(Work instruction): Set the data down again, exactly as it appears below.

(Listed records):
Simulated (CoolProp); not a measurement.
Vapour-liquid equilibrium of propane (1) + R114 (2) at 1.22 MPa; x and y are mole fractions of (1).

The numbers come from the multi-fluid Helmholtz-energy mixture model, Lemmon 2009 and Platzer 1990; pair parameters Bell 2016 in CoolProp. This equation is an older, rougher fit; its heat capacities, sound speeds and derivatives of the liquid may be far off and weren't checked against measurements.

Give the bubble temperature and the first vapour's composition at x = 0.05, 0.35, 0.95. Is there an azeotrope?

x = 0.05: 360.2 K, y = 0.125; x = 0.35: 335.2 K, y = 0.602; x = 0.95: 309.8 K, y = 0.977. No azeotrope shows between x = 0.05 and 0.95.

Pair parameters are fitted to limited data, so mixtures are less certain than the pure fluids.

(Task solution):
Simulated (CoolProp); not a measurement.
Vapour-liquid equilibrium of propane (1) + R114 (2) at 1.22 MPa; x and y are mole fractions of (1).

The numbers come from the multi-fluid Helmholtz-energy mixture model, Lemmon 2009 and Platzer 1990; pair parameters Bell 2016 in CoolProp. This equation is an older, rougher fit; its heat capacities, sound speeds and derivatives of the liquid may be far off and weren't checked against measurements.

Give the bubble temperature and the first vapour's composition at x = 0.05, 0.35, 0.95. Is there an azeotrope?

x = 0.05: 360.2 K, y = 0.125; x = 0.35: 335.2 K, y = 0.602; x = 0.95: 309.8 K, y = 0.977. No azeotrope shows between x = 0.05 and 0.95.

Pair parameters are fitted to limited data, so mixtures are less certain than the pure fluids.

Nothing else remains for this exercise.